Look below for the line holding "The cell holds" and the line holding "Level of theory: DFT". Transcribe exactly those lines and all lines between them, nothing more.

Top of Exercise data

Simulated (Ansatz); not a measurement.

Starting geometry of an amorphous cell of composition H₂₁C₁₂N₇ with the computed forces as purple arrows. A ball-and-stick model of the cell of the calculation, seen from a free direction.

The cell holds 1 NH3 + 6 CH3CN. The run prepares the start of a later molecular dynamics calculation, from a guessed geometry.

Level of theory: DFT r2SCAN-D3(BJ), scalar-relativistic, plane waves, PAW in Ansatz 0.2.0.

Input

Bottom of Exercise data

§ Task result
The cell holds 1 NH3 + 6 CH3CN. The run prepares the start of a later molecular dynamics calculation, from a guessed geometry.

Level of theory: DFT r2SCAN-D3(BJ), scalar-relativistic, plane waves, PAW in Ansatz 0.2.0.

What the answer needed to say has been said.